• BRIEF: Return precisely the opening lines of the listing below, ending with the line that contains "Crystal-field levels of Ag4+, 4d7".

• PROVIDED RECORDS:
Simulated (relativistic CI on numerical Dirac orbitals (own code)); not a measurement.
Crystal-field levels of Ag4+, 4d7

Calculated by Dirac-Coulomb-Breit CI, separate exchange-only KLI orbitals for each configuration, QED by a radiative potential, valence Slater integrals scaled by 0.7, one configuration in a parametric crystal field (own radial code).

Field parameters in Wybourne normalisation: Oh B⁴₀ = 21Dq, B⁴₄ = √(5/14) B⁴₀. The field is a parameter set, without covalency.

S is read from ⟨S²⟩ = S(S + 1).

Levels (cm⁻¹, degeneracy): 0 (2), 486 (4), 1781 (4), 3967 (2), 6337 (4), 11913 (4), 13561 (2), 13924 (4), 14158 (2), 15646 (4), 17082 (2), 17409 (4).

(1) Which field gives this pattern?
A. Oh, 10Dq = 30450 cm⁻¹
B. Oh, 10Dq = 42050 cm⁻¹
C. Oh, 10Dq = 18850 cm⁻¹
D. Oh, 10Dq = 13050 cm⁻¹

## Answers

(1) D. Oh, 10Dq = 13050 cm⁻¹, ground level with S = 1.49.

• EXERCISE ANSWER:
Simulated (relativistic CI on numerical Dirac orbitals (own code)); not a measurement.
Crystal-field levels of Ag4+, 4d7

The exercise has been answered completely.